TASK ITEM
An identical copy of the records below is the expected result.

╭─ DATA TO EXAMINE
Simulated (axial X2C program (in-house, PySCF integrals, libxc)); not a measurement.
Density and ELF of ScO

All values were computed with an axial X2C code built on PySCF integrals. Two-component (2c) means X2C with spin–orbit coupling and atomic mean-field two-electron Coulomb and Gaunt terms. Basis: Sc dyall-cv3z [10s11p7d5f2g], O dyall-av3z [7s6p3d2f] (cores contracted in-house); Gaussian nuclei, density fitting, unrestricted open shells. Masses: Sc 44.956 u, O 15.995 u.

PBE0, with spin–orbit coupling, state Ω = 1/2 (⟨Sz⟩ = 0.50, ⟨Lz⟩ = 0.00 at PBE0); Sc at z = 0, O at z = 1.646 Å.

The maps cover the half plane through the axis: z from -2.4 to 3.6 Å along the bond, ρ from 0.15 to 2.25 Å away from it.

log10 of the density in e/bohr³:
╰─

EXERCISE RESPONSE
Simulated (axial X2C program (in-house, PySCF integrals, libxc)); not a measurement.
Density and ELF of ScO

All values were computed with an axial X2C code built on PySCF integrals. Two-component (2c) means X2C with spin–orbit coupling and atomic mean-field two-electron Coulomb and Gaunt terms. Basis: Sc dyall-cv3z [10s11p7d5f2g], O dyall-av3z [7s6p3d2f] (cores contracted in-house); Gaussian nuclei, density fitting, unrestricted open shells. Masses: Sc 44.956 u, O 15.995 u.

PBE0, with spin–orbit coupling, state Ω = 1/2 (⟨Sz⟩ = 0.50, ⟨Lz⟩ = 0.00 at PBE0); Sc at z = 0, O at z = 1.646 Å.

The maps cover the half plane through the axis: z from -2.4 to 3.6 Å along the bond, ρ from 0.15 to 2.25 Å away from it.

log10 of the density in e/bohr³:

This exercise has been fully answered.